Work request: Would you print the material exactly, starting at its first line and ending at the line holding "-0.0391 | 0.0000 | 0.00 | 42.80 |"?

= Beginning of Section =

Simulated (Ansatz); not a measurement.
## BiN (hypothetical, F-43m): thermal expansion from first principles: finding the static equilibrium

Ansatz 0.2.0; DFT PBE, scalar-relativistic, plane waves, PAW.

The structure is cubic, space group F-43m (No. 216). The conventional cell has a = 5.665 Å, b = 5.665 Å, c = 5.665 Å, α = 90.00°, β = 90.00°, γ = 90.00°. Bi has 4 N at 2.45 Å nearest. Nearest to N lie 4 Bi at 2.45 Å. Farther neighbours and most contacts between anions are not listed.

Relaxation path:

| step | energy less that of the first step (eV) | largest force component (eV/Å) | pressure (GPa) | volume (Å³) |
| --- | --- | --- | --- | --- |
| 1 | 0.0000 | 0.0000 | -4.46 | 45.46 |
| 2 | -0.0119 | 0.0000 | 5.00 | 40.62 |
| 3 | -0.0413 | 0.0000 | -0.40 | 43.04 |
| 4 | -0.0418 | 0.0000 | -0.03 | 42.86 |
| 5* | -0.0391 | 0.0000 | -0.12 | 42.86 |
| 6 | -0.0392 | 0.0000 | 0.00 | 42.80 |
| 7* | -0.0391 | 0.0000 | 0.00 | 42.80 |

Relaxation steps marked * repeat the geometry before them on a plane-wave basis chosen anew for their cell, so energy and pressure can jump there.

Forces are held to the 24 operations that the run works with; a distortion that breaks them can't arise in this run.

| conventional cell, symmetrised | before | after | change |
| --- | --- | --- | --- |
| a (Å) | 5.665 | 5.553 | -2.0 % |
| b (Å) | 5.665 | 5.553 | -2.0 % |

= End of Section =

Written solution:
Simulated (Ansatz); not a measurement.
## BiN (hypothetical, F-43m): thermal expansion from first principles: finding the static equilibrium

Ansatz 0.2.0; DFT PBE, scalar-relativistic, plane waves, PAW.

The structure is cubic, space group F-43m (No. 216). The conventional cell has a = 5.665 Å, b = 5.665 Å, c = 5.665 Å, α = 90.00°, β = 90.00°, γ = 90.00°. Bi has 4 N at 2.45 Å nearest. Nearest to N lie 4 Bi at 2.45 Å. Farther neighbours and most contacts between anions are not listed.

Relaxation path:

| step | energy less that of the first step (eV) | largest force component (eV/Å) | pressure (GPa) | volume (Å³) |
| --- | --- | --- | --- | --- |
| 1 | 0.0000 | 0.0000 | -4.46 | 45.46 |
| 2 | -0.0119 | 0.0000 | 5.00 | 40.62 |
| 3 | -0.0413 | 0.0000 | -0.40 | 43.04 |
| 4 | -0.0418 | 0.0000 | -0.03 | 42.86 |
| 5* | -0.0391 | 0.0000 | -0.12 | 42.86 |
| 6 | -0.0392 | 0.0000 | 0.00 | 42.80 |
| 7* | -0.0391 | 0.0000 | 0.00 | 42.80 |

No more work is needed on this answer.